* **Work request**
Transcribe only the lines of the listing below from the one holding "δ ¹⁹F F1/F4 -160.6" through the one holding "σ ¹⁹F F1/F4 361.4", inclusive, without any change.

▬▬▬▬▬▬
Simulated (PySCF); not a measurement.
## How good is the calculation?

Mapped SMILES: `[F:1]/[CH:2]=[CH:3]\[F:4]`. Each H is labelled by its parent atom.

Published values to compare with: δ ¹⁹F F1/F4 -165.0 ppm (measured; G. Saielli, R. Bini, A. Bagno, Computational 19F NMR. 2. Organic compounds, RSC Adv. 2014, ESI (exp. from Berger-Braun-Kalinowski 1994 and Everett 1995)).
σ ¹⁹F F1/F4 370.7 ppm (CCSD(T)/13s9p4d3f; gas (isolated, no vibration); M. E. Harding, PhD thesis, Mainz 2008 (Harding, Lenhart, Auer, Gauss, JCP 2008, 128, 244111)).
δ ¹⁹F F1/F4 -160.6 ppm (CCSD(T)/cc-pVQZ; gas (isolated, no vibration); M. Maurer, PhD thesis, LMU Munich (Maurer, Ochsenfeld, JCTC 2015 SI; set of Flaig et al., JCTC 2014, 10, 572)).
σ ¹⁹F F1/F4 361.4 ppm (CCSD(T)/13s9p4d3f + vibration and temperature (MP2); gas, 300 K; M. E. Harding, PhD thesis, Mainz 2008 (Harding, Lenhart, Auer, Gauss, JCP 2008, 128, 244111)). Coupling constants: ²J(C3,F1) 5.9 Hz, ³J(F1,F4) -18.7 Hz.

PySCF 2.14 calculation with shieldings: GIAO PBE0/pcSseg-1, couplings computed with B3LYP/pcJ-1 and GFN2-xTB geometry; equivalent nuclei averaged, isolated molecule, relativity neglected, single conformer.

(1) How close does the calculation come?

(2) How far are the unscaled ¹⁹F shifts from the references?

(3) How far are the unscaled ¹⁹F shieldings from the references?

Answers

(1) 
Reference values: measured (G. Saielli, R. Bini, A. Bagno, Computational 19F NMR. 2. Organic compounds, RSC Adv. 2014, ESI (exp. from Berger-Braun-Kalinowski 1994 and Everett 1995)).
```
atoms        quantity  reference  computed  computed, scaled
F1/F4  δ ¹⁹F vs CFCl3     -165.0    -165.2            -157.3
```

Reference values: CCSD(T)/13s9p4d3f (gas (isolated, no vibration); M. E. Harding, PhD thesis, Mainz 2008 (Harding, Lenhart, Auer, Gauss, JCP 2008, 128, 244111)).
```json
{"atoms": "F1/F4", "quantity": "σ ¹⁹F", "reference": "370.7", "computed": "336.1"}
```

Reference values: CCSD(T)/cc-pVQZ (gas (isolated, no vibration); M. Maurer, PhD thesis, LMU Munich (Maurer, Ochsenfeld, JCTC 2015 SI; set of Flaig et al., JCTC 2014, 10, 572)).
▬▬▬▬▬▬

* **Exercise solution**
δ ¹⁹F F1/F4 -160.6 ppm (CCSD(T)/cc-pVQZ; gas (isolated, no vibration); M. Maurer, PhD thesis, LMU Munich (Maurer, Ochsenfeld, JCTC 2015 SI; set of Flaig et al., JCTC 2014, 10, 572)).
σ ¹⁹F F1/F4 361.4 ppm (CCSD(T)/13s9p4d3f + vibration and temperature (MP2); gas, 300 K; M. E. Harding, PhD thesis, Mainz 2008 (Harding, Lenhart, Auer, Gauss, JCP 2008, 128, 244111)). Coupling constants: ²J(C3,F1) 5.9 Hz, ³J(F1,F4) -18.7 Hz.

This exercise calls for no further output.